* **Exercise**: Give the records again, every one, exactly.

**** Data provided
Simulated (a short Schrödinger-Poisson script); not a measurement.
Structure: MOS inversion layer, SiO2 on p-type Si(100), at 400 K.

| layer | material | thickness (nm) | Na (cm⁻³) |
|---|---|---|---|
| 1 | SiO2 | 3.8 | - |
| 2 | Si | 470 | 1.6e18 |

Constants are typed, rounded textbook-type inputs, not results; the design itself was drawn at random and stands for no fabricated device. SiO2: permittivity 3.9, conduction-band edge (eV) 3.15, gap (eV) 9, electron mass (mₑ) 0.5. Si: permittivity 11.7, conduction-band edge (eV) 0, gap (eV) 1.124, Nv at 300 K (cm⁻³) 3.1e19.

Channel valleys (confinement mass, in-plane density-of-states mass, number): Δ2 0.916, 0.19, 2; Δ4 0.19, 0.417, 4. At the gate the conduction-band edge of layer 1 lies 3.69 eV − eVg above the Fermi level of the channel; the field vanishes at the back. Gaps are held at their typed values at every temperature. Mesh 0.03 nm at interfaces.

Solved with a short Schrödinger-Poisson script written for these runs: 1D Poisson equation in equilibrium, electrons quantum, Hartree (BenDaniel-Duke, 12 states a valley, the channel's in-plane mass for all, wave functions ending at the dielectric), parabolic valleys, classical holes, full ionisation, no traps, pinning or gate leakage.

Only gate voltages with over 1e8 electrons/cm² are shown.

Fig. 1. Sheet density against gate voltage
********

* **Task response**:
Simulated (a short Schrödinger-Poisson script); not a measurement.
Structure: MOS inversion layer, SiO2 on p-type Si(100), at 400 K.

| layer | material | thickness (nm) | Na (cm⁻³) |
|---|---|---|---|
| 1 | SiO2 | 3.8 | - |
| 2 | Si | 470 | 1.6e18 |

Constants are typed, rounded textbook-type inputs, not results; the design itself was drawn at random and stands for no fabricated device. SiO2: permittivity 3.9, conduction-band edge (eV) 3.15, gap (eV) 9, electron mass (mₑ) 0.5. Si: permittivity 11.7, conduction-band edge (eV) 0, gap (eV) 1.124, Nv at 300 K (cm⁻³) 3.1e19.

Channel valleys (confinement mass, in-plane density-of-states mass, number): Δ2 0.916, 0.19, 2; Δ4 0.19, 0.417, 4. At the gate the conduction-band edge of layer 1 lies 3.69 eV − eVg above the Fermi level of the channel; the field vanishes at the back. Gaps are held at their typed values at every temperature. Mesh 0.03 nm at interfaces.

Solved with a short Schrödinger-Poisson script written for these runs: 1D Poisson equation in equilibrium, electrons quantum, Hartree (BenDaniel-Duke, 12 states a valley, the channel's in-plane mass for all, wave functions ending at the dielectric), parabolic valleys, classical holes, full ionisation, no traps, pinning or gate leakage.

Only gate voltages with over 1e8 electrons/cm² are shown.

Fig. 1. Sheet density against gate voltage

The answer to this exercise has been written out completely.